#### Work item
All lines from the opening of the entries below through the line containing "Strains are applied" must be output exactly as they appear, with no other lines.

========
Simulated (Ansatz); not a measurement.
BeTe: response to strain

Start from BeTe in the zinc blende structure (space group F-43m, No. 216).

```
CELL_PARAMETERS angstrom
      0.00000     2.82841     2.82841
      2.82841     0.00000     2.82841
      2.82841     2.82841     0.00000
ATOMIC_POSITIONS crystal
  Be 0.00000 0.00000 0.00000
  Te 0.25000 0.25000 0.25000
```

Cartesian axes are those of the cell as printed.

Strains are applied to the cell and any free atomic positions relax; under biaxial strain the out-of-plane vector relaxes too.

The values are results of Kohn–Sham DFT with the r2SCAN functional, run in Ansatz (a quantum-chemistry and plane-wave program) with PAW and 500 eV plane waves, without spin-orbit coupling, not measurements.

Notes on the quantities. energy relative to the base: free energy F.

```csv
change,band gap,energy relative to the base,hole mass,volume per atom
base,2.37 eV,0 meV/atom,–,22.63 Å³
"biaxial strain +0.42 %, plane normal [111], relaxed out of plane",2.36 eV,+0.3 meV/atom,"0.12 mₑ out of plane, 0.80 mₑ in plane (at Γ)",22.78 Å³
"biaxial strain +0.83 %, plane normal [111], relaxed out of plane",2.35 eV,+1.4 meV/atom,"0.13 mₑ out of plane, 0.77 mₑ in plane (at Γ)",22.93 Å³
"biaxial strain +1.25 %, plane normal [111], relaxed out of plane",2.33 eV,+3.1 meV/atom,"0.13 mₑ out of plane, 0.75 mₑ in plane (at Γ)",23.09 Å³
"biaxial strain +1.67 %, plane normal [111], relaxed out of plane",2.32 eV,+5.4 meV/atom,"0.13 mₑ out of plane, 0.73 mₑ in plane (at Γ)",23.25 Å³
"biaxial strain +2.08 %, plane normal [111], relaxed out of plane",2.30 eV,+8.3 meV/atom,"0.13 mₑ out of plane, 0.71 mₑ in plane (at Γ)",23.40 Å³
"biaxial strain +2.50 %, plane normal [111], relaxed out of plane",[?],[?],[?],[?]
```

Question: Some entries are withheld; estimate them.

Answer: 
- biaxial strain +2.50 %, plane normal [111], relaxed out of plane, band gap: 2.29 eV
========

#### Response box
Simulated (Ansatz); not a measurement.
BeTe: response to strain

Start from BeTe in the zinc blende structure (space group F-43m, No. 216).

```
CELL_PARAMETERS angstrom
      0.00000     2.82841     2.82841
      2.82841     0.00000     2.82841
      2.82841     2.82841     0.00000
ATOMIC_POSITIONS crystal
  Be 0.00000 0.00000 0.00000
  Te 0.25000 0.25000 0.25000
```

Cartesian axes are those of the cell as printed.

Strains are applied to the cell and any free atomic positions relax; under biaxial strain the out-of-plane vector relaxes too.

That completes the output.